ACTION ITEM
Take the data below. Output it exactly from its first line through the line containing "(1) The calculation".

INFORMATION SHOWN
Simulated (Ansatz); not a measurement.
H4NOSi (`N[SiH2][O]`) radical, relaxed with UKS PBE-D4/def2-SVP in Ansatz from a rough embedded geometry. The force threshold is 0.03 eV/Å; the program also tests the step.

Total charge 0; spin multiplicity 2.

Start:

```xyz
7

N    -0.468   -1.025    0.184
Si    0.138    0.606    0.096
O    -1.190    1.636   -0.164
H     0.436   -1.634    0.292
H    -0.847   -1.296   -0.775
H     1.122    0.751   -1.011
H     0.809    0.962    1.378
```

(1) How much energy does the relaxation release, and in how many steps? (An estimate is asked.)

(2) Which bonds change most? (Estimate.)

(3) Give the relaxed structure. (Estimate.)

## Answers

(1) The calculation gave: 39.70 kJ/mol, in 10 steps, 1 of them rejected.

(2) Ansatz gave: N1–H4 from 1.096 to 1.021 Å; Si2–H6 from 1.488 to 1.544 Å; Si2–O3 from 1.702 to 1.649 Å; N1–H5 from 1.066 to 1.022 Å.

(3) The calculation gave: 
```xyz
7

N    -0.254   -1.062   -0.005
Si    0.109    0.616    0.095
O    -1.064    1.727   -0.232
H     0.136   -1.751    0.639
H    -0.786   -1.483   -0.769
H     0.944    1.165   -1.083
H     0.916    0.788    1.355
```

TASK OUTPUT
Simulated (Ansatz); not a measurement.
H4NOSi (`N[SiH2][O]`) radical, relaxed with UKS PBE-D4/def2-SVP in Ansatz from a rough embedded geometry. The force threshold is 0.03 eV/Å; the program also tests the step.

Total charge 0; spin multiplicity 2.

Start:

```xyz
7

N    -0.468   -1.025    0.184
Si    0.138    0.606    0.096
O    -1.190    1.636   -0.164
H     0.436   -1.634    0.292
H    -0.847   -1.296   -0.775
H     1.122    0.751   -1.011
H     0.809    0.962    1.378
```

(1) How much energy does the relaxation release, and in how many steps? (An estimate is asked.)

(2) Which bonds change most? (Estimate.)

(3) Give the relaxed structure. (Estimate.)

## Answers

(1) The calculation gave: 39.70 kJ/mol, in 10 steps, 1 of them rejected.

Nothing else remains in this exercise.